# PROVIDED INFORMATION
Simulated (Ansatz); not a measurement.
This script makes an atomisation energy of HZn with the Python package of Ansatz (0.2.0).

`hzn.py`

# WORK REQUEST
Set out the complete listing exactly as shown.

# WRITTEN RESPONSE
Simulated (Ansatz); not a measurement.
This script makes an atomisation energy of HZn with the Python package of Ansatz (0.2.0).

`hzn.py`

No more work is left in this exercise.